**** Recorded data

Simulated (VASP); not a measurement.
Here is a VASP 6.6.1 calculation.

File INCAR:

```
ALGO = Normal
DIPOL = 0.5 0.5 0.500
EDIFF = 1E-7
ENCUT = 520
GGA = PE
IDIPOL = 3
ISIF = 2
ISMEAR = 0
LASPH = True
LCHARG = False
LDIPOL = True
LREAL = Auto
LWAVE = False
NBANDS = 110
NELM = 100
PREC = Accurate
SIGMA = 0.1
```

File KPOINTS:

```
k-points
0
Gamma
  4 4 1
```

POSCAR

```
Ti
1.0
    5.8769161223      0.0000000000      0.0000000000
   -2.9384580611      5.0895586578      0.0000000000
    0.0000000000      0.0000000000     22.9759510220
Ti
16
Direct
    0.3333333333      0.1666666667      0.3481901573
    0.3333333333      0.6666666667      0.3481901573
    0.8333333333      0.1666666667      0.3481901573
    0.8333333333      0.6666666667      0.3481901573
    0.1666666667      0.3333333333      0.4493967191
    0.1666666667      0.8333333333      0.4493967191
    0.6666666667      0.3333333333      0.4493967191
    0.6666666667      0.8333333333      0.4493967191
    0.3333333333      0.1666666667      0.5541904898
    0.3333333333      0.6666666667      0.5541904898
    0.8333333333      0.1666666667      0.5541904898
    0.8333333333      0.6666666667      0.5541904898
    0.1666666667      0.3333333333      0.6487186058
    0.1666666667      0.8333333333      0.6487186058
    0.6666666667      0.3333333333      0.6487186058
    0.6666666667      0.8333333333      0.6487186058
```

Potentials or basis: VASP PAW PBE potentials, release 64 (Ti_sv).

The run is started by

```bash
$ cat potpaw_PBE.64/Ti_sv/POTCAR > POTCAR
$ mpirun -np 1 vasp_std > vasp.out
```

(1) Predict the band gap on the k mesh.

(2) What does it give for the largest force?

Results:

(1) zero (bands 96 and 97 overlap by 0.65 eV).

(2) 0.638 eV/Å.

********

> _Work instruction_: Copy exactly the lines from the top of the entries through the line with "(1) zero (bands" in it, please, keeping both ends and adding nothing.

> _Answer space_:
Simulated (VASP); not a measurement.
Here is a VASP 6.6.1 calculation.

File INCAR:

```
ALGO = Normal
DIPOL = 0.5 0.5 0.500
EDIFF = 1E-7
ENCUT = 520
GGA = PE
IDIPOL = 3
ISIF = 2
ISMEAR = 0
LASPH = True
LCHARG = False
LDIPOL = True
LREAL = Auto
LWAVE = False
NBANDS = 110
NELM = 100
PREC = Accurate
SIGMA = 0.1
```

File KPOINTS:

```
k-points
0
Gamma
  4 4 1
```

POSCAR

```
Ti
1.0
    5.8769161223      0.0000000000      0.0000000000
   -2.9384580611      5.0895586578      0.0000000000
    0.0000000000      0.0000000000     22.9759510220
Ti
16
Direct
    0.3333333333      0.1666666667      0.3481901573
    0.3333333333      0.6666666667      0.3481901573
    0.8333333333      0.1666666667      0.3481901573
    0.8333333333      0.6666666667      0.3481901573
    0.1666666667      0.3333333333      0.4493967191
    0.1666666667      0.8333333333      0.4493967191
    0.6666666667      0.3333333333      0.4493967191
    0.6666666667      0.8333333333      0.4493967191
    0.3333333333      0.1666666667      0.5541904898
    0.3333333333      0.6666666667      0.5541904898
    0.8333333333      0.1666666667      0.5541904898
    0.8333333333      0.6666666667      0.5541904898
    0.1666666667      0.3333333333      0.6487186058
    0.1666666667      0.8333333333      0.6487186058
    0.6666666667      0.3333333333      0.6487186058
    0.6666666667      0.8333333333      0.6487186058
```

Potentials or basis: VASP PAW PBE potentials, release 64 (Ti_sv).

The run is started by

```bash
$ cat potpaw_PBE.64/Ti_sv/POTCAR > POTCAR
$ mpirun -np 1 vasp_std > vasp.out
```

(1) Predict the band gap on the k mesh.

(2) What does it give for the largest force?

Results:

(1) zero (bands 96 and 97 overlap by 0.65 eV).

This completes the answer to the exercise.